• _LISTED RECORDS_
------------

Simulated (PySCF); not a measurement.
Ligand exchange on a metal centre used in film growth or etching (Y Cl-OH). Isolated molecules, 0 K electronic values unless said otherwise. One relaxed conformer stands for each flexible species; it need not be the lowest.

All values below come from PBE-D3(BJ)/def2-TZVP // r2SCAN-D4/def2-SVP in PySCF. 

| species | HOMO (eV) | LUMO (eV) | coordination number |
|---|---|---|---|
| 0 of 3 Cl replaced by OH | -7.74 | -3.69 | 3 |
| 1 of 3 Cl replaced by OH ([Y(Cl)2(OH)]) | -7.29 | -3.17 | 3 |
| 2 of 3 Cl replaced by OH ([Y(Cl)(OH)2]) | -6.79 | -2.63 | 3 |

------------

The output should restate the data exactly, with no line missing.

• _WRITTEN ANSWER_
Simulated (PySCF); not a measurement.
Ligand exchange on a metal centre used in film growth or etching (Y Cl-OH). Isolated molecules, 0 K electronic values unless said otherwise. One relaxed conformer stands for each flexible species; it need not be the lowest.

All values below come from PBE-D3(BJ)/def2-TZVP // r2SCAN-D4/def2-SVP in PySCF. 

| species | HOMO (eV) | LUMO (eV) | coordination number |
|---|---|---|---|
| 0 of 3 Cl replaced by OH | -7.74 | -3.69 | 3 |
| 1 of 3 Cl replaced by OH ([Y(Cl)2(OH)]) | -7.29 | -3.17 | 3 |
| 2 of 3 Cl replaced by OH ([Y(Cl)(OH)2]) | -6.79 | -2.63 | 3 |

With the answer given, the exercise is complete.